§ **Data supplied**
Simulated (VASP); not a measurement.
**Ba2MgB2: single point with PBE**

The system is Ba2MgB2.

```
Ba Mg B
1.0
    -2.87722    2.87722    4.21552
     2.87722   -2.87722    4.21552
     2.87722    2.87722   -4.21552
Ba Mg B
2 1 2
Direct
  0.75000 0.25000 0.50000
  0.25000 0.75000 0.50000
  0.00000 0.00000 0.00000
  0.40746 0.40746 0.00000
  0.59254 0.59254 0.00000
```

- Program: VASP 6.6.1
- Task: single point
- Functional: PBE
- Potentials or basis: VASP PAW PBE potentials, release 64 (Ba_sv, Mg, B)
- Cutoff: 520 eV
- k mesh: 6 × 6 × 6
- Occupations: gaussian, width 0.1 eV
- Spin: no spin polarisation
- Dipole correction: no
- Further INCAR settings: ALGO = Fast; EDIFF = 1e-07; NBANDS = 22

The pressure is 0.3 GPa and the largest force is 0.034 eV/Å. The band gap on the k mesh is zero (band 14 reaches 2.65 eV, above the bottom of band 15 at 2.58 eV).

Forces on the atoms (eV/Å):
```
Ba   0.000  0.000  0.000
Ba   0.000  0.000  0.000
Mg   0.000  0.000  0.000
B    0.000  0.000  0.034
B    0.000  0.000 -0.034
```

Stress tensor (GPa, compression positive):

§ **Task item**
In the listing above, reproduce the first line and each one after it through the line that contains "- Program: VASP 6.6.1".

§ **Exercise result**
Simulated (VASP); not a measurement.
**Ba2MgB2: single point with PBE**

The system is Ba2MgB2.

```
Ba Mg B
1.0
    -2.87722    2.87722    4.21552
     2.87722   -2.87722    4.21552
     2.87722    2.87722   -4.21552
Ba Mg B
2 1 2
Direct
  0.75000 0.25000 0.50000
  0.25000 0.75000 0.50000
  0.00000 0.00000 0.00000
  0.40746 0.40746 0.00000
  0.59254 0.59254 0.00000
```

- Program: VASP 6.6.1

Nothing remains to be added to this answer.